....

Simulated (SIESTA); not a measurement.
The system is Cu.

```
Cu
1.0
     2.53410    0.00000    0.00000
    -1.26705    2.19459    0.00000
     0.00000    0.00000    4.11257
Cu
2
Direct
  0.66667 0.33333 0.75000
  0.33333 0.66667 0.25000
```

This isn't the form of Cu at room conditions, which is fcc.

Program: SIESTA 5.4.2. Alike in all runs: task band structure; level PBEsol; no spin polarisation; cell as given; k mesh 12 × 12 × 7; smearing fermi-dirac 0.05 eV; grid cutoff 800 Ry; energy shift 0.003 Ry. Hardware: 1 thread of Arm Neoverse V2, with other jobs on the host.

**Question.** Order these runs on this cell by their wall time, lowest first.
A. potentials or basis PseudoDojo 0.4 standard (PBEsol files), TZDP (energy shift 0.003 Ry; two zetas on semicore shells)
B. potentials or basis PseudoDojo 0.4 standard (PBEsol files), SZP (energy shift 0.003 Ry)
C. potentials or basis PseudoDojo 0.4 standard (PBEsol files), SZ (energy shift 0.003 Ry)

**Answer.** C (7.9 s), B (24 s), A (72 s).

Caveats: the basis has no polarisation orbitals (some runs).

....

Requirement: From the entries above, extract only the lines running from the one containing "Program: SIESTA 5.4.2." through the one containing "B. potentials or", inclusive.

Answer box:
Program: SIESTA 5.4.2. Alike in all runs: task band structure; level PBEsol; no spin polarisation; cell as given; k mesh 12 × 12 × 7; smearing fermi-dirac 0.05 eV; grid cutoff 800 Ry; energy shift 0.003 Ry. Hardware: 1 thread of Arm Neoverse V2, with other jobs on the host.

**Question.** Order these runs on this cell by their wall time, lowest first.
A. potentials or basis PseudoDojo 0.4 standard (PBEsol files), TZDP (energy shift 0.003 Ry; two zetas on semicore shells)
B. potentials or basis PseudoDojo 0.4 standard (PBEsol files), SZP (energy shift 0.003 Ry)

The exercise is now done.